● ● ● ●

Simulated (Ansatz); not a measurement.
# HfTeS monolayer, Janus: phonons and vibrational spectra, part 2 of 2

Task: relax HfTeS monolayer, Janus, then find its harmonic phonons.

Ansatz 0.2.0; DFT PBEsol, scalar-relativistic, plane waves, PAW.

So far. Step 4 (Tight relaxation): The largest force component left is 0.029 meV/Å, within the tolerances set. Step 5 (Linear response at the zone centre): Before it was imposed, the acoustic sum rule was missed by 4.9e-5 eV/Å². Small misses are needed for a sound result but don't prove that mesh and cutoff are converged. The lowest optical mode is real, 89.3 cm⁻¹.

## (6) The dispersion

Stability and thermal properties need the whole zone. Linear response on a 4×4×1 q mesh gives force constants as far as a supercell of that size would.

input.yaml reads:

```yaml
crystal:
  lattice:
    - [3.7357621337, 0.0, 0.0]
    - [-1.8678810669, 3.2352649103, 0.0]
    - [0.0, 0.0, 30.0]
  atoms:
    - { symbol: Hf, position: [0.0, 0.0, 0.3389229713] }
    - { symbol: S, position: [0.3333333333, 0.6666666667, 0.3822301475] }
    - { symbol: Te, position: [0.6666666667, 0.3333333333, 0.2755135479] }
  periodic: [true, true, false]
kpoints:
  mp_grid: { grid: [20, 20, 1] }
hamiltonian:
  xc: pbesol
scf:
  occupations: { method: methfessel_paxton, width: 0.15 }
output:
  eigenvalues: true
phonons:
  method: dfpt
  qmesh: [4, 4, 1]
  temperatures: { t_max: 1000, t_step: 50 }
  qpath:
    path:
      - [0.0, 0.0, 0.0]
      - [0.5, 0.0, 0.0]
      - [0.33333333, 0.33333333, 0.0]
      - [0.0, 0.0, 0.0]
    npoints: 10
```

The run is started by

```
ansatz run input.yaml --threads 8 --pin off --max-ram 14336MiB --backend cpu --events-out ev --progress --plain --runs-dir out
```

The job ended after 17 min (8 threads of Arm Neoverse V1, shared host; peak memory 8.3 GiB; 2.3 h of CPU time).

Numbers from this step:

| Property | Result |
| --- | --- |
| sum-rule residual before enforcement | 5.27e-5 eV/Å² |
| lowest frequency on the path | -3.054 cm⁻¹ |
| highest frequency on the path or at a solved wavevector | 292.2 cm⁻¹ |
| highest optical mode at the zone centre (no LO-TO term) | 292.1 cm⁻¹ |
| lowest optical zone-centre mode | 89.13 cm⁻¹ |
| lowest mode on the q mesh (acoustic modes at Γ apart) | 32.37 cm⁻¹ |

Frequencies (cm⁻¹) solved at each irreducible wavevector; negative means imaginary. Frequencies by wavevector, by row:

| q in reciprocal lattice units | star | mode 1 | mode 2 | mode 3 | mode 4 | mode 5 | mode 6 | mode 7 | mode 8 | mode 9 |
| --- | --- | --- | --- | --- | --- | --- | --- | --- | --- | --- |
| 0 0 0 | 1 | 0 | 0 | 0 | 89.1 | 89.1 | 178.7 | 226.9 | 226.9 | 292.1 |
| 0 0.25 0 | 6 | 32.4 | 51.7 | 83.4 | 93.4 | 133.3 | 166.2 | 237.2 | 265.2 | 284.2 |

● ● ● ●

Give back exactly the material above from its opening line to the line bearing "Ansatz 0.2.0; DFT".

Simulated (Ansatz); not a measurement.
# HfTeS monolayer, Janus: phonons and vibrational spectra, part 2 of 2

Task: relax HfTeS monolayer, Janus, then find its harmonic phonons.

Ansatz 0.2.0; DFT PBEsol, scalar-relativistic, plane waves, PAW.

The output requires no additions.